[[ STORED DATA open ]]

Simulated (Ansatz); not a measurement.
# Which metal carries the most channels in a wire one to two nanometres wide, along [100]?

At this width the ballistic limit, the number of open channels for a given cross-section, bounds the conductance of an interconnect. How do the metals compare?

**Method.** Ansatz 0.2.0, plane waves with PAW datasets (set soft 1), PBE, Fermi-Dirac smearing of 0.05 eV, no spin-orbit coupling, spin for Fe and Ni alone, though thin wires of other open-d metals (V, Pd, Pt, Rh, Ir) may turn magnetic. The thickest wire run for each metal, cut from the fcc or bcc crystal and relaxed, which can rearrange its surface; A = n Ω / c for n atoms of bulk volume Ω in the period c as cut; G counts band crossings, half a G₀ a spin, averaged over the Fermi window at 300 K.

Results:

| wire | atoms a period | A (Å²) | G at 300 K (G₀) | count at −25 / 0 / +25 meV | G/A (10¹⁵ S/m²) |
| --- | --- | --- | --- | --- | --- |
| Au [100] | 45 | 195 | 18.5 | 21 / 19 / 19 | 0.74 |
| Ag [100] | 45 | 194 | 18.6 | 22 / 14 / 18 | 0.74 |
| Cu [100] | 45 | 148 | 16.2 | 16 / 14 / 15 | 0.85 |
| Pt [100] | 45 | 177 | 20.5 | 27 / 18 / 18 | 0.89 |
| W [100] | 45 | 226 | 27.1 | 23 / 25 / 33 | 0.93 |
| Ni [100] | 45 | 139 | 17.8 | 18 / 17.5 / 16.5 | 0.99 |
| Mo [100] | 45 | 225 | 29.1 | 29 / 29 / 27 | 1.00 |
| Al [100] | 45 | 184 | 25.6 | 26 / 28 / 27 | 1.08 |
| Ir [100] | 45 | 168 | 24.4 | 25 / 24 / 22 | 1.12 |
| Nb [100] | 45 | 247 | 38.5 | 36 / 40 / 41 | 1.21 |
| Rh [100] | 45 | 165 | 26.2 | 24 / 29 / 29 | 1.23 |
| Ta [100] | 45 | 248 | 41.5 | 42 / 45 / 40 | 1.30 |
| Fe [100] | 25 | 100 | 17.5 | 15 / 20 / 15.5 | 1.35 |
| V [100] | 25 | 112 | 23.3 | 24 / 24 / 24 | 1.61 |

[[ STORED DATA closed ]]

:: ASSIGNED TASK ::
Begin with the first line of the records and reproduce each line as is, ending with the line that holds "At this width".

:: RESPONSE BOX ::
Simulated (Ansatz); not a measurement.
# Which metal carries the most channels in a wire one to two nanometres wide, along [100]?

At this width the ballistic limit, the number of open channels for a given cross-section, bounds the conductance of an interconnect. How do the metals compare?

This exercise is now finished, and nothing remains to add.